+++++

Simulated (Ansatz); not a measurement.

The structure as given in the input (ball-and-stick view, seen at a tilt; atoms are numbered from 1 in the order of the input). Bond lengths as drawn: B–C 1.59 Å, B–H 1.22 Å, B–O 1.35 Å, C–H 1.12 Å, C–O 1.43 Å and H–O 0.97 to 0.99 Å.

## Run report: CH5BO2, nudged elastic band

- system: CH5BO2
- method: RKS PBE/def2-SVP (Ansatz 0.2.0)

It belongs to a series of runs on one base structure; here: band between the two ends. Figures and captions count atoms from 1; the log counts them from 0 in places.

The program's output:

+++++

EXERCISE |
Write out each line exactly, as it is shown above.

EXERCISE SOLUTION |
Simulated (Ansatz); not a measurement.

The structure as given in the input (ball-and-stick view, seen at a tilt; atoms are numbered from 1 in the order of the input). Bond lengths as drawn: B–C 1.59 Å, B–H 1.22 Å, B–O 1.35 Å, C–H 1.12 Å, C–O 1.43 Å and H–O 0.97 to 0.99 Å.

## Run report: CH5BO2, nudged elastic band

- system: CH5BO2
- method: RKS PBE/def2-SVP (Ansatz 0.2.0)

It belongs to a series of runs on one base structure; here: band between the two ends. Figures and captions count atoms from 1; the log counts them from 0 in places.

The program's output:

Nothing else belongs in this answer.